Assignment
The records below are to be transcribed word for word.

Study material
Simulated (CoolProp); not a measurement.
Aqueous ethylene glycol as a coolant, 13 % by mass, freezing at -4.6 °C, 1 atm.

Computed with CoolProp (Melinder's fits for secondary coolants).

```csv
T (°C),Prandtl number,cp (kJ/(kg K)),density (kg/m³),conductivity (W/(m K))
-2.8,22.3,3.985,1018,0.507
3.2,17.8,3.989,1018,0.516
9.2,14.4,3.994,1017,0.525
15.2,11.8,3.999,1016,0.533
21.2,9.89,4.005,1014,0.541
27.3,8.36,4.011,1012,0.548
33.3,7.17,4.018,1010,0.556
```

Written reply
Simulated (CoolProp); not a measurement.
Aqueous ethylene glycol as a coolant, 13 % by mass, freezing at -4.6 °C, 1 atm.

Computed with CoolProp (Melinder's fits for secondary coolants).

```csv
T (°C),Prandtl number,cp (kJ/(kg K)),density (kg/m³),conductivity (W/(m K))
-2.8,22.3,3.985,1018,0.507
3.2,17.8,3.989,1018,0.516
9.2,14.4,3.994,1017,0.525
15.2,11.8,3.999,1016,0.533
21.2,9.89,4.005,1014,0.541
27.3,8.36,4.011,1012,0.548
33.3,7.17,4.018,1010,0.556
```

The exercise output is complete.